_Requirement_
Please transcribe the listing in its entirety, character for character.

_Supplied information_
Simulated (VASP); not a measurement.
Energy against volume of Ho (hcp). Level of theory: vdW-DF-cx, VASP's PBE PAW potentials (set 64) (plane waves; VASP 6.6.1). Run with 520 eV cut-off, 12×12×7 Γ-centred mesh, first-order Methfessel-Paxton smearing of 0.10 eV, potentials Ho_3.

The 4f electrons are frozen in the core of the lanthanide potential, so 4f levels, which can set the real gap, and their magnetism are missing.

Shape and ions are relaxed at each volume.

_Written response_
Simulated (VASP); not a measurement.
Energy against volume of Ho (hcp). Level of theory: vdW-DF-cx, VASP's PBE PAW potentials (set 64) (plane waves; VASP 6.6.1). Run with 520 eV cut-off, 12×12×7 Γ-centred mesh, first-order Methfessel-Paxton smearing of 0.10 eV, potentials Ho_3.

The 4f electrons are frozen in the core of the lanthanide potential, so 4f levels, which can set the real gap, and their magnetism are missing.

Shape and ions are relaxed at each volume.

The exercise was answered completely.